Brief —
From the data below, please reproduce exactly everything from the line that contains "0.0 | -0.02 |" down to the line that contains "basis and numerics.", with both ends included.

(Beginning of Supplied data)

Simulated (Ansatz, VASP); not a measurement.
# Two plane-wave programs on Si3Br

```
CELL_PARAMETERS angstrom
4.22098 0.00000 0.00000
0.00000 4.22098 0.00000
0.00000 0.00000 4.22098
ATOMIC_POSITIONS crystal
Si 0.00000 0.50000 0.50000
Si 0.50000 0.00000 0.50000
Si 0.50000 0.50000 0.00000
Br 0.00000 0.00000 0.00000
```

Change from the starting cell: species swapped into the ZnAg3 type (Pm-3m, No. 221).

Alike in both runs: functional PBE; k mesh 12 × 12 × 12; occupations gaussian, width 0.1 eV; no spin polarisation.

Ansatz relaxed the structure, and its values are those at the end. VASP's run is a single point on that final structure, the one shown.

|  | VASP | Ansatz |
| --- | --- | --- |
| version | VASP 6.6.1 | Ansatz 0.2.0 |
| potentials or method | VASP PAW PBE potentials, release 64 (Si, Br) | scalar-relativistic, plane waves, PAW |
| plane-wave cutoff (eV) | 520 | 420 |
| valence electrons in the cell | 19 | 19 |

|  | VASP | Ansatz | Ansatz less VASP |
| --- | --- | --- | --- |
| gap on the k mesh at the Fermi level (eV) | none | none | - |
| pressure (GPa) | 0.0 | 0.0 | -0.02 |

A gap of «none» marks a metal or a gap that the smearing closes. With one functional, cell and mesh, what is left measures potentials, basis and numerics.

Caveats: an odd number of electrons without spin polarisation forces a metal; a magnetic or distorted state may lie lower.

(End of Supplied data)

Task result —
| pressure (GPa) | 0.0 | 0.0 | -0.02 |

A gap of «none» marks a metal or a gap that the smearing closes. With one functional, cell and mesh, what is left measures potentials, basis and numerics.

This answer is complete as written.